*Available data*
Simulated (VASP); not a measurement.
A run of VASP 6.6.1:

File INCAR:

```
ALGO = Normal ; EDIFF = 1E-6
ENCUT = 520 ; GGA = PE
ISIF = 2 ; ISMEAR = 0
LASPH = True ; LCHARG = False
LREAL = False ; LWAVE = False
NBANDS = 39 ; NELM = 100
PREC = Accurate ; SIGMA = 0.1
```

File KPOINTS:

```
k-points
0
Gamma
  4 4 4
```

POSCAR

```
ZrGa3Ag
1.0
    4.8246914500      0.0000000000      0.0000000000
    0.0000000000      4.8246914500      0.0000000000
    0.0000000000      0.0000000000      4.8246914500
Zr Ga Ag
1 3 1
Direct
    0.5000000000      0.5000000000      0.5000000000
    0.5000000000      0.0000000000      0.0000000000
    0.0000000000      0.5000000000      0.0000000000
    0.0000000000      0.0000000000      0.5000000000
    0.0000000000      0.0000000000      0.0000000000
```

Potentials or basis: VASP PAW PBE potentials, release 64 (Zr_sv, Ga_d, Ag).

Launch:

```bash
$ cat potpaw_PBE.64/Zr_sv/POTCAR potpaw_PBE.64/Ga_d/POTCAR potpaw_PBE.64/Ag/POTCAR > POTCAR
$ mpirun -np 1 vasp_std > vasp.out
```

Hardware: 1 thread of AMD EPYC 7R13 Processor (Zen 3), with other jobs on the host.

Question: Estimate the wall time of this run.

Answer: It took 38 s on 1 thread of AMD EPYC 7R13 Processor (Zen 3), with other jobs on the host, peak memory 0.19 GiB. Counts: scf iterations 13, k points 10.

*Assignment*
Begin with the first line of the data above and, please, print each line exactly until you have printed the line containing "Question: Estimate the wall time of this run."; print nothing else.

*Exercise result*
Simulated (VASP); not a measurement.
A run of VASP 6.6.1:

File INCAR:

```
ALGO = Normal ; EDIFF = 1E-6
ENCUT = 520 ; GGA = PE
ISIF = 2 ; ISMEAR = 0
LASPH = True ; LCHARG = False
LREAL = False ; LWAVE = False
NBANDS = 39 ; NELM = 100
PREC = Accurate ; SIGMA = 0.1
```

File KPOINTS:

```
k-points
0
Gamma
  4 4 4
```

POSCAR

```
ZrGa3Ag
1.0
    4.8246914500      0.0000000000      0.0000000000
    0.0000000000      4.8246914500      0.0000000000
    0.0000000000      0.0000000000      4.8246914500
Zr Ga Ag
1 3 1
Direct
    0.5000000000      0.5000000000      0.5000000000
    0.5000000000      0.0000000000      0.0000000000
    0.0000000000      0.5000000000      0.0000000000
    0.0000000000      0.0000000000      0.5000000000
    0.0000000000      0.0000000000      0.0000000000
```

Potentials or basis: VASP PAW PBE potentials, release 64 (Zr_sv, Ga_d, Ag).

Launch:

```bash
$ cat potpaw_PBE.64/Zr_sv/POTCAR potpaw_PBE.64/Ga_d/POTCAR potpaw_PBE.64/Ag/POTCAR > POTCAR
$ mpirun -np 1 vasp_std > vasp.out
```

Hardware: 1 thread of AMD EPYC 7R13 Processor (Zen 3), with other jobs on the host.

Question: Estimate the wall time of this run.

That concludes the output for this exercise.